Assignment - Those lines of the material below that fall between its first line and the line with "0.0 | 0.00 |", both included, are to be repeated exactly.

The data -
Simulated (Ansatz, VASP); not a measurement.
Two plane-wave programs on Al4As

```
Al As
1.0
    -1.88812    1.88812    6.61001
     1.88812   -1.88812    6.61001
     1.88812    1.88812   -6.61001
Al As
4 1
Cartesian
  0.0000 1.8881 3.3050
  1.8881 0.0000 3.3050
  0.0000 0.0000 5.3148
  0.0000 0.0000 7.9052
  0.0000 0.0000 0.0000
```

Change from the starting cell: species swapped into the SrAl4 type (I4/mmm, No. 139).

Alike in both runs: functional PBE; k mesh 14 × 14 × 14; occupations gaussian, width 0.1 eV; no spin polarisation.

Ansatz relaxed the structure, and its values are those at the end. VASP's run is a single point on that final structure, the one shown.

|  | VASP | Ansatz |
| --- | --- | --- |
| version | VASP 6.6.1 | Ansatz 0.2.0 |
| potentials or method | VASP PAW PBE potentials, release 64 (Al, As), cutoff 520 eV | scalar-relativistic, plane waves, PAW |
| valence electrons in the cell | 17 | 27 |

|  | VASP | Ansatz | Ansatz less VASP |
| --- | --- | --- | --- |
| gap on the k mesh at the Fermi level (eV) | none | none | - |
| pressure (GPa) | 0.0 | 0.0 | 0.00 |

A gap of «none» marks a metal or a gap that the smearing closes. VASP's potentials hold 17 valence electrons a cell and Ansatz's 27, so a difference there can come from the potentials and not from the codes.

Written solution -
Simulated (Ansatz, VASP); not a measurement.
Two plane-wave programs on Al4As

```
Al As
1.0
    -1.88812    1.88812    6.61001
     1.88812   -1.88812    6.61001
     1.88812    1.88812   -6.61001
Al As
4 1
Cartesian
  0.0000 1.8881 3.3050
  1.8881 0.0000 3.3050
  0.0000 0.0000 5.3148
  0.0000 0.0000 7.9052
  0.0000 0.0000 0.0000
```

Change from the starting cell: species swapped into the SrAl4 type (I4/mmm, No. 139).

Alike in both runs: functional PBE; k mesh 14 × 14 × 14; occupations gaussian, width 0.1 eV; no spin polarisation.

Ansatz relaxed the structure, and its values are those at the end. VASP's run is a single point on that final structure, the one shown.

|  | VASP | Ansatz |
| --- | --- | --- |
| version | VASP 6.6.1 | Ansatz 0.2.0 |
| potentials or method | VASP PAW PBE potentials, release 64 (Al, As), cutoff 520 eV | scalar-relativistic, plane waves, PAW |
| valence electrons in the cell | 17 | 27 |

|  | VASP | Ansatz | Ansatz less VASP |
| --- | --- | --- | --- |
| gap on the k mesh at the Fermi level (eV) | none | none | - |
| pressure (GPa) | 0.0 | 0.0 | 0.00 |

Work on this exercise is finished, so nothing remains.